Source material section start
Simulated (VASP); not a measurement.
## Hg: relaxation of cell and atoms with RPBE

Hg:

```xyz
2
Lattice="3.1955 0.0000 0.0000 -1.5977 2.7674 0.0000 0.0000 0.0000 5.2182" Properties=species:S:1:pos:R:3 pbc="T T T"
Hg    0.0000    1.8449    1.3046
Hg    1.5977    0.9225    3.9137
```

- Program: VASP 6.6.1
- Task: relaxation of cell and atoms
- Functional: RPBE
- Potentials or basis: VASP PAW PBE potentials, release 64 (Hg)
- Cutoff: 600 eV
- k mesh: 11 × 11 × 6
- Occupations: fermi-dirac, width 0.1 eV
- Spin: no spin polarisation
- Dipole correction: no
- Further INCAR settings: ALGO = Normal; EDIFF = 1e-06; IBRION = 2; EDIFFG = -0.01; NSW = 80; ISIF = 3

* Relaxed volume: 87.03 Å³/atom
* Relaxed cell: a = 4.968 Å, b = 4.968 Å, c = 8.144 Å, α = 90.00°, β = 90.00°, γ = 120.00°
Source material section end

**Action item:**
The records are to be retyped exactly. No line may be skipped.

**Written answer:**
Simulated (VASP); not a measurement.
## Hg: relaxation of cell and atoms with RPBE

Hg:

```xyz
2
Lattice="3.1955 0.0000 0.0000 -1.5977 2.7674 0.0000 0.0000 0.0000 5.2182" Properties=species:S:1:pos:R:3 pbc="T T T"
Hg    0.0000    1.8449    1.3046
Hg    1.5977    0.9225    3.9137
```

- Program: VASP 6.6.1
- Task: relaxation of cell and atoms
- Functional: RPBE
- Potentials or basis: VASP PAW PBE potentials, release 64 (Hg)
- Cutoff: 600 eV
- k mesh: 11 × 11 × 6
- Occupations: fermi-dirac, width 0.1 eV
- Spin: no spin polarisation
- Dipole correction: no
- Further INCAR settings: ALGO = Normal; EDIFF = 1e-06; IBRION = 2; EDIFFG = -0.01; NSW = 80; ISIF = 3

* Relaxed volume: 87.03 Å³/atom
* Relaxed cell: a = 4.968 Å, b = 4.968 Å, c = 8.144 Å, α = 90.00°, β = 90.00°, γ = 120.00°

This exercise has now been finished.